Work instruction: Would you reproduce the listing exactly, leaving nothing out?

Extracted records:
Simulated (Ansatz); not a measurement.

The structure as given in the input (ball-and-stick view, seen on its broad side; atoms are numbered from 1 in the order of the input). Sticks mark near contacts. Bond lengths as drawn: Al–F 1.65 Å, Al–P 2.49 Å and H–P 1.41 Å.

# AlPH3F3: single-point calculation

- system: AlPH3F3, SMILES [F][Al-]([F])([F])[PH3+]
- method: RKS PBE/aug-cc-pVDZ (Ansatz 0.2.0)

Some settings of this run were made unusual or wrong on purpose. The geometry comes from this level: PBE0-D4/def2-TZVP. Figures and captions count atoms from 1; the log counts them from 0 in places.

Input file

Your response:
Simulated (Ansatz); not a measurement.

The structure as given in the input (ball-and-stick view, seen on its broad side; atoms are numbered from 1 in the order of the input). Sticks mark near contacts. Bond lengths as drawn: Al–F 1.65 Å, Al–P 2.49 Å and H–P 1.41 Å.

# AlPH3F3: single-point calculation

- system: AlPH3F3, SMILES [F][Al-]([F])([F])[PH3+]
- method: RKS PBE/aug-cc-pVDZ (Ansatz 0.2.0)

Some settings of this run were made unusual or wrong on purpose. The geometry comes from this level: PBE0-D4/def2-TZVP. Figures and captions count atoms from 1; the log counts them from 0 in places.

Input file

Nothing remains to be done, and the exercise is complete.